## Assignment
What you return should be the lines from the first line of the records below through the line holding "H14, H15 on C5)", unchanged.

## Provided records
##########

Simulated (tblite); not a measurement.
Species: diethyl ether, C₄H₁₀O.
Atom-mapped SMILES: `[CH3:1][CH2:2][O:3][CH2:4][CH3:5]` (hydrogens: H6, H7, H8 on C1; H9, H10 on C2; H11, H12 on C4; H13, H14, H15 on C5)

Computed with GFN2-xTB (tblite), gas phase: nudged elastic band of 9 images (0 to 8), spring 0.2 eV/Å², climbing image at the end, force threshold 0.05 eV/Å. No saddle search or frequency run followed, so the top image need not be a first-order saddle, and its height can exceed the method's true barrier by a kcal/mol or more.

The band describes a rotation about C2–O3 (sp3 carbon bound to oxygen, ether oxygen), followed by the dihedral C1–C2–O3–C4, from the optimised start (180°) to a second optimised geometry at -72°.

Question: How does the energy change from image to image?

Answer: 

##########

## Exercise solution
Simulated (tblite); not a measurement.
Species: diethyl ether, C₄H₁₀O.
Atom-mapped SMILES: `[CH3:1][CH2:2][O:3][CH2:4][CH3:5]` (hydrogens: H6, H7, H8 on C1; H9, H10 on C2; H11, H12 on C4; H13, H14, H15 on C5)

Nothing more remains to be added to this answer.